- **Work item**: Quote the records below word for word, please, from the very first line through the one that contains "## 2. TDDFT", and nothing beyond it.

═════ Material shown ═════
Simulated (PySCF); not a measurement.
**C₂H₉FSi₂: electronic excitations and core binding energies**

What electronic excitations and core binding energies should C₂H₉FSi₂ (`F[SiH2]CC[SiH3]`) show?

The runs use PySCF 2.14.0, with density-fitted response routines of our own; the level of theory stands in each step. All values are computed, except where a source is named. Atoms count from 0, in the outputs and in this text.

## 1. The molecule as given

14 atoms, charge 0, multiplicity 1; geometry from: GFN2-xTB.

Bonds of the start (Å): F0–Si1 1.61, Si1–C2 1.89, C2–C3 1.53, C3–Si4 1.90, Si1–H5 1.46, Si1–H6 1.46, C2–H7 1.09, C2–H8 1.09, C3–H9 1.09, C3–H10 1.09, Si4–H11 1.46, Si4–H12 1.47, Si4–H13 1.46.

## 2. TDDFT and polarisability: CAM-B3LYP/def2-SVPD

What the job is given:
═════

- **Exercise result**:
Simulated (PySCF); not a measurement.
**C₂H₉FSi₂: electronic excitations and core binding energies**

What electronic excitations and core binding energies should C₂H₉FSi₂ (`F[SiH2]CC[SiH3]`) show?

The runs use PySCF 2.14.0, with density-fitted response routines of our own; the level of theory stands in each step. All values are computed, except where a source is named. Atoms count from 0, in the outputs and in this text.

## 1. The molecule as given

14 atoms, charge 0, multiplicity 1; geometry from: GFN2-xTB.

Bonds of the start (Å): F0–Si1 1.61, Si1–C2 1.89, C2–C3 1.53, C3–Si4 1.90, Si1–H5 1.46, Si1–H6 1.46, C2–H7 1.09, C2–H8 1.09, C3–H9 1.09, C3–H10 1.09, Si4–H11 1.46, Si4–H12 1.47, Si4–H13 1.46.

## 2. TDDFT and polarisability: CAM-B3LYP/def2-SVPD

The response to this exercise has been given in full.